Activity:
Copy word for word the lines from the start of the records through the line that contains "A perfectly stirred", both included.

================================
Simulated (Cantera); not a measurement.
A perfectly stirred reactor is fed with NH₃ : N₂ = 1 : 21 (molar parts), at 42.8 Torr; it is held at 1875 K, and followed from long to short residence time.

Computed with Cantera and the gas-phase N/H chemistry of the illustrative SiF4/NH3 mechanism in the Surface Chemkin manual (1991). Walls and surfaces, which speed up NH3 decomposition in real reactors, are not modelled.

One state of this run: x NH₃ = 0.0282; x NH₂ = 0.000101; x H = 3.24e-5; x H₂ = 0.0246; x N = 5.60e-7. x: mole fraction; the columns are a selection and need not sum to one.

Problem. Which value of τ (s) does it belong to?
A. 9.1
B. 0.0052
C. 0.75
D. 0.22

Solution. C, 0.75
================================

Written answer:
Simulated (Cantera); not a measurement.
A perfectly stirred reactor is fed with NH₃ : N₂ = 1 : 21 (molar parts), at 42.8 Torr; it is held at 1875 K, and followed from long to short residence time.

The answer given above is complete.